============

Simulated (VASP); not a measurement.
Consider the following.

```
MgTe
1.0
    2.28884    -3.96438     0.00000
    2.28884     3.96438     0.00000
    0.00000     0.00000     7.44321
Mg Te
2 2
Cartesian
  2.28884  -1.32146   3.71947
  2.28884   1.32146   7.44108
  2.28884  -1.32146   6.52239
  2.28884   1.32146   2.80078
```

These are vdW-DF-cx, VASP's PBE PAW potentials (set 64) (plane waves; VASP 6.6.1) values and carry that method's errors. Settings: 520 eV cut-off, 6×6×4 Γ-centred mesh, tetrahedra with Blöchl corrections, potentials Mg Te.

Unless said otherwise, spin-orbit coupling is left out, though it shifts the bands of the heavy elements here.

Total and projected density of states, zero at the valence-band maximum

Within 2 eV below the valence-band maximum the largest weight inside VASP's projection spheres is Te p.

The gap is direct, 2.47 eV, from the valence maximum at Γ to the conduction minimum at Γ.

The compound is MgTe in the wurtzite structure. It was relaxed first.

============

From the records above, transcribe without alteration every line from the one with "Consider the following." to the one with "Within 2 eV", inclusive.

Consider the following.

```
MgTe
1.0
    2.28884    -3.96438     0.00000
    2.28884     3.96438     0.00000
    0.00000     0.00000     7.44321
Mg Te
2 2
Cartesian
  2.28884  -1.32146   3.71947
  2.28884   1.32146   7.44108
  2.28884  -1.32146   6.52239
  2.28884   1.32146   2.80078
```

These are vdW-DF-cx, VASP's PBE PAW potentials (set 64) (plane waves; VASP 6.6.1) values and carry that method's errors. Settings: 520 eV cut-off, 6×6×4 Γ-centred mesh, tetrahedra with Blöchl corrections, potentials Mg Te.

Unless said otherwise, spin-orbit coupling is left out, though it shifts the bands of the heavy elements here.

Total and projected density of states, zero at the valence-band maximum

Within 2 eV below the valence-band maximum the largest weight inside VASP's projection spheres is Te p.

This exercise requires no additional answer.